> DATA SECTION:
● ● ● ● ●

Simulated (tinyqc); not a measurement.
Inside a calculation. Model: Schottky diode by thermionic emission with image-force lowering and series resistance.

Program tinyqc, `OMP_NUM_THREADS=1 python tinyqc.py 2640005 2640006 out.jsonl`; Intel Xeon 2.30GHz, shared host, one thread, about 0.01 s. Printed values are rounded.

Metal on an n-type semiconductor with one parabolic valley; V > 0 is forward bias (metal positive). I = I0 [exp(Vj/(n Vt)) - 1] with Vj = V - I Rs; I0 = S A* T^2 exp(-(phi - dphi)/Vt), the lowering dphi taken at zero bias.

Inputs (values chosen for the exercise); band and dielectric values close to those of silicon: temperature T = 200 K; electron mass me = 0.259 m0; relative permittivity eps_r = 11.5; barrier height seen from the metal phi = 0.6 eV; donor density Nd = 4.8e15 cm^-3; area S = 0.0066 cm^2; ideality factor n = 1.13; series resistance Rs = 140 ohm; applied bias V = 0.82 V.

● ● ● ● ●

> WORK ORDER:
Each record above should be output again exactly.

> YOUR RESPONSE:
Simulated (tinyqc); not a measurement.
Inside a calculation. Model: Schottky diode by thermionic emission with image-force lowering and series resistance.

Program tinyqc, `OMP_NUM_THREADS=1 python tinyqc.py 2640005 2640006 out.jsonl`; Intel Xeon 2.30GHz, shared host, one thread, about 0.01 s. Printed values are rounded.

Metal on an n-type semiconductor with one parabolic valley; V > 0 is forward bias (metal positive). I = I0 [exp(Vj/(n Vt)) - 1] with Vj = V - I Rs; I0 = S A* T^2 exp(-(phi - dphi)/Vt), the lowering dphi taken at zero bias.

Inputs (values chosen for the exercise); band and dielectric values close to those of silicon: temperature T = 200 K; electron mass me = 0.259 m0; relative permittivity eps_r = 11.5; barrier height seen from the metal phi = 0.6 eV; donor density Nd = 4.8e15 cm^-3; area S = 0.0066 cm^2; ideality factor n = 1.13; series resistance Rs = 140 ohm; applied bias V = 0.82 V.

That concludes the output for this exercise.